Information supplied —
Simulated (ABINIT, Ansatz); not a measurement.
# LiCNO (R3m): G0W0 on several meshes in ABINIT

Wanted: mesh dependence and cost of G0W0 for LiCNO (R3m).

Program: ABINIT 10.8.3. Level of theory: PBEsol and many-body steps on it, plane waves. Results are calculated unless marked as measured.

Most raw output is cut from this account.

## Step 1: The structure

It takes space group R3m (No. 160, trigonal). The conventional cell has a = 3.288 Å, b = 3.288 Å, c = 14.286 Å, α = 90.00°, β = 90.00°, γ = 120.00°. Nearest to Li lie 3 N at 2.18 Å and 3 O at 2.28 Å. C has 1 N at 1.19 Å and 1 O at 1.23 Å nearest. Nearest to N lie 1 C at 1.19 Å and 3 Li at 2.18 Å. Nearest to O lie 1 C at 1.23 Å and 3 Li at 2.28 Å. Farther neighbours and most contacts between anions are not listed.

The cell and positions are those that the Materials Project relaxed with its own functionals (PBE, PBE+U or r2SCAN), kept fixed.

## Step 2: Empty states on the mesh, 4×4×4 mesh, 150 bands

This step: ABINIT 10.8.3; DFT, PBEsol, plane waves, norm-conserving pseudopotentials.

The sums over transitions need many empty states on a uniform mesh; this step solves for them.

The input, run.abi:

Assignment — What are the lines above, starting at the one with "This step: ABINIT" and ending at the one with "The sums over"? Give them again exactly, and only them.

Solution —
This step: ABINIT 10.8.3; DFT, PBEsol, plane waves, norm-conserving pseudopotentials.

The sums over transitions need many empty states on a uniform mesh; this step solves for them.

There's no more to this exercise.